──────── EXTRACTED DATA ────────
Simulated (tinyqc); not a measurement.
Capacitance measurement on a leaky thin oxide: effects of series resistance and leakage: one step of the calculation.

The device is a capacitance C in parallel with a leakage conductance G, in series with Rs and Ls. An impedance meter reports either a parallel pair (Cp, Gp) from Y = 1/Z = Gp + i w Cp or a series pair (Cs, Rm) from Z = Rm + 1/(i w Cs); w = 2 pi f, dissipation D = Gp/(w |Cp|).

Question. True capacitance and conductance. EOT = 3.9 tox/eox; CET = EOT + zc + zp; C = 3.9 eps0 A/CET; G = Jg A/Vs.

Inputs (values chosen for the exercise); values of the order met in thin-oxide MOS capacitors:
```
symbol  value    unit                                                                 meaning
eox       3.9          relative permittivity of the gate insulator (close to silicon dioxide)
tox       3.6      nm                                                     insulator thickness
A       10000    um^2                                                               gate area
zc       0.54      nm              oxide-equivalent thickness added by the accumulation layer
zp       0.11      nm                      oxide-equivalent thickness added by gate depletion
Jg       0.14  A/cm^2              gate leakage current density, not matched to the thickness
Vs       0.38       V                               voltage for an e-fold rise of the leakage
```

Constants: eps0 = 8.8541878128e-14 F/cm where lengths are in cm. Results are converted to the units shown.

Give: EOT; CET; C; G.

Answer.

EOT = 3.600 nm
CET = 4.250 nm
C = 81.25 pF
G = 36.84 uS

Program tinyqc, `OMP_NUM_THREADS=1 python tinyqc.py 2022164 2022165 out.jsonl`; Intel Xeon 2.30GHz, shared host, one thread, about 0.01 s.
────────

Exact reproduction is required. Give the lines of the data from its first line through the line containing "Capacitance measurement on", and no others.

Simulated (tinyqc); not a measurement.
Capacitance measurement on a leaky thin oxide: effects of series resistance and leakage: one step of the calculation.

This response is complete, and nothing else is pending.